# Given data
=== Begin Enclosure ===

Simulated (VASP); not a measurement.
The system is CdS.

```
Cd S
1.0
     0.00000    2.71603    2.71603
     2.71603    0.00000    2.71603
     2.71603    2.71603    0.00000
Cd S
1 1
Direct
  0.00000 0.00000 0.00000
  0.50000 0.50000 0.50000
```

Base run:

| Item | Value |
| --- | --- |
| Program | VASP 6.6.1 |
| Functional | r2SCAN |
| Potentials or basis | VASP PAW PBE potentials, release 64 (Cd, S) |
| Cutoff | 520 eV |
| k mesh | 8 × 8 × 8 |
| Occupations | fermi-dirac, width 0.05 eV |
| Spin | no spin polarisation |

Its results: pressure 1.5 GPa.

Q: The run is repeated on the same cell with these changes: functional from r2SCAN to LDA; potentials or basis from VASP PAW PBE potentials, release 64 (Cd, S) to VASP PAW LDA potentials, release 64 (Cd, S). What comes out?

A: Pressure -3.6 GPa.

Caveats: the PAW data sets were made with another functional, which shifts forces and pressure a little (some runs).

=== End Enclosure ===

# Assignment
Repeat each entry exactly as it was given.

# Exercise response
Simulated (VASP); not a measurement.
The system is CdS.

```
Cd S
1.0
     0.00000    2.71603    2.71603
     2.71603    0.00000    2.71603
     2.71603    2.71603    0.00000
Cd S
1 1
Direct
  0.00000 0.00000 0.00000
  0.50000 0.50000 0.50000
```

Base run:

| Item | Value |
| --- | --- |
| Program | VASP 6.6.1 |
| Functional | r2SCAN |
| Potentials or basis | VASP PAW PBE potentials, release 64 (Cd, S) |
| Cutoff | 520 eV |
| k mesh | 8 × 8 × 8 |
| Occupations | fermi-dirac, width 0.05 eV |
| Spin | no spin polarisation |

Its results: pressure 1.5 GPa.

Q: The run is repeated on the same cell with these changes: functional from r2SCAN to LDA; potentials or basis from VASP PAW PBE potentials, release 64 (Cd, S) to VASP PAW LDA potentials, release 64 (Cd, S). What comes out?

A: Pressure -3.6 GPa.

Caveats: the PAW data sets were made with another functional, which shifts forces and pressure a little (some runs).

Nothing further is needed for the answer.